+++++

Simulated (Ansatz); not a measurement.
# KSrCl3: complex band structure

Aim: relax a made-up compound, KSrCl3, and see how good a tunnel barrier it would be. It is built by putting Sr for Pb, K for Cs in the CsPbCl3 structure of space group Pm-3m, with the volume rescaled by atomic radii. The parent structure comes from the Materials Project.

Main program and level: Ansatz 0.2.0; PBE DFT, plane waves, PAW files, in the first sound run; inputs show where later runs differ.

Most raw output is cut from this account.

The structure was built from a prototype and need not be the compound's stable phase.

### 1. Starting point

+++++

=== Activity ===
Would you print all of the entries exactly as they stand?

=== Your solution ===
Simulated (Ansatz); not a measurement.
# KSrCl3: complex band structure

Aim: relax a made-up compound, KSrCl3, and see how good a tunnel barrier it would be. It is built by putting Sr for Pb, K for Cs in the CsPbCl3 structure of space group Pm-3m, with the volume rescaled by atomic radii. The parent structure comes from the Materials Project.

Main program and level: Ansatz 0.2.0; PBE DFT, plane waves, PAW files, in the first sound run; inputs show where later runs differ.

Most raw output is cut from this account.

The structure was built from a prototype and need not be the compound's stable phase.

### 1. Starting point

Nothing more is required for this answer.